Required action ▸
In the listing below, write out exactly each line from the first through the one containing "shift (%) |".

Records shown ▸

- - - -

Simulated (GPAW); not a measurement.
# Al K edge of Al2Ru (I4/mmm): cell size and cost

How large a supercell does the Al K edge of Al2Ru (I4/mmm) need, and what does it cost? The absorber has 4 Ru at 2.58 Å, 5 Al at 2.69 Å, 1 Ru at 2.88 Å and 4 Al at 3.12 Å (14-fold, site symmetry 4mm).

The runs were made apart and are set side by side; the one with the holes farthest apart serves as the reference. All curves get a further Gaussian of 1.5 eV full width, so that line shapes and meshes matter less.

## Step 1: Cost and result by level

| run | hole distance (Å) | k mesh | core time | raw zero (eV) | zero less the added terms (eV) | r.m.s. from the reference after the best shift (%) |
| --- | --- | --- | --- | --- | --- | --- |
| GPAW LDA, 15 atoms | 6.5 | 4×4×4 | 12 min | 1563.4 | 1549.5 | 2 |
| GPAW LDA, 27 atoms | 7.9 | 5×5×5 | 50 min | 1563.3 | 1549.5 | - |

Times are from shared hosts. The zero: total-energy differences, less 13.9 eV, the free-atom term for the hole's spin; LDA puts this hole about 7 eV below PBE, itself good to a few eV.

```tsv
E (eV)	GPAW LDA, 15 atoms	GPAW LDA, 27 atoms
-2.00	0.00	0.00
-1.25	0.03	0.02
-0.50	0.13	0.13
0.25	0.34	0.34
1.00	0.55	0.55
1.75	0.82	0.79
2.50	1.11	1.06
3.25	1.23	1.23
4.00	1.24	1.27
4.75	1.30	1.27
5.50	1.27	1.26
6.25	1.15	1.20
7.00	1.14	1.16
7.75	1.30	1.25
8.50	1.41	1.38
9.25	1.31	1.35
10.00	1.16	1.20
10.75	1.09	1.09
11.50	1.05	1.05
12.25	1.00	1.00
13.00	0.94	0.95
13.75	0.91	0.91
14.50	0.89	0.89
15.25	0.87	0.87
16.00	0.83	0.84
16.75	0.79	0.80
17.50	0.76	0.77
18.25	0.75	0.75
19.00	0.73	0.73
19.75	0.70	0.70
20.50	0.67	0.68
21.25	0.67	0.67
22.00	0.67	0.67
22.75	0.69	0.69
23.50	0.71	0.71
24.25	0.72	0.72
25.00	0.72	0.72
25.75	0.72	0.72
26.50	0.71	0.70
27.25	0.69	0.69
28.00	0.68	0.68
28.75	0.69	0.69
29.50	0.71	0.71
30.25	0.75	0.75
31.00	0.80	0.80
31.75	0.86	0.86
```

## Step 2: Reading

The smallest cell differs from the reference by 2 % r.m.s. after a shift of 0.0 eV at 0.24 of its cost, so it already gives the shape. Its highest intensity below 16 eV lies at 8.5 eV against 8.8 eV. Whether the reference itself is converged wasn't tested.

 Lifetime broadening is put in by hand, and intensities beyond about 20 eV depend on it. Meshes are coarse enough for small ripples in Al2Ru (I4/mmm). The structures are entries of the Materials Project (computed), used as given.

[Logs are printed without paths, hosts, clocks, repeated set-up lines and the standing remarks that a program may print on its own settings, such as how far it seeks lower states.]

- - - -

Expected answer ▸
Simulated (GPAW); not a measurement.
# Al K edge of Al2Ru (I4/mmm): cell size and cost

How large a supercell does the Al K edge of Al2Ru (I4/mmm) need, and what does it cost? The absorber has 4 Ru at 2.58 Å, 5 Al at 2.69 Å, 1 Ru at 2.88 Å and 4 Al at 3.12 Å (14-fold, site symmetry 4mm).

The runs were made apart and are set side by side; the one with the holes farthest apart serves as the reference. All curves get a further Gaussian of 1.5 eV full width, so that line shapes and meshes matter less.

## Step 1: Cost and result by level

| run | hole distance (Å) | k mesh | core time | raw zero (eV) | zero less the added terms (eV) | r.m.s. from the reference after the best shift (%) |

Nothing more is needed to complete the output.